Please retype the records below exactly as they stand.

------------------------------------

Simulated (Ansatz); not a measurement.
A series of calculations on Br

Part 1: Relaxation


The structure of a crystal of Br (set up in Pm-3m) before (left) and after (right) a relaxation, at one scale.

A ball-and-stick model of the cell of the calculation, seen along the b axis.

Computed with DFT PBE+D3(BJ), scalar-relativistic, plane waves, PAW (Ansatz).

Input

------------------------------------

__Expected answer__:
Simulated (Ansatz); not a measurement.
A series of calculations on Br

Part 1: Relaxation


The structure of a crystal of Br (set up in Pm-3m) before (left) and after (right) a relaxation, at one scale.

A ball-and-stick model of the cell of the calculation, seen along the b axis.

Computed with DFT PBE+D3(BJ), scalar-relativistic, plane waves, PAW (Ansatz).

Input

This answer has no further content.